┄┄┄┄┄┄

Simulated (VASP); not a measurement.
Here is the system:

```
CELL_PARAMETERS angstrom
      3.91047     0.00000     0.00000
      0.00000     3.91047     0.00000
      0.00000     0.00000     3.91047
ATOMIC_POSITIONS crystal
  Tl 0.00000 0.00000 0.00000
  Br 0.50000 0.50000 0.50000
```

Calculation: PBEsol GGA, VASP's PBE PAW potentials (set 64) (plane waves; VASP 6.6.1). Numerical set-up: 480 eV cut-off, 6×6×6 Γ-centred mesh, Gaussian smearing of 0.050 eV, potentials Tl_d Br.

┄┄┄┄┄┄

Without altering anything, print all of the data again.

ANSWER SECTION:
Simulated (VASP); not a measurement.
Here is the system:

```
CELL_PARAMETERS angstrom
      3.91047     0.00000     0.00000
      0.00000     3.91047     0.00000
      0.00000     0.00000     3.91047
ATOMIC_POSITIONS crystal
  Tl 0.00000 0.00000 0.00000
  Br 0.50000 0.50000 0.50000
```

Calculation: PBEsol GGA, VASP's PBE PAW potentials (set 64) (plane waves; VASP 6.6.1). Numerical set-up: 480 eV cut-off, 6×6×6 Γ-centred mesh, Gaussian smearing of 0.050 eV, potentials Tl_d Br.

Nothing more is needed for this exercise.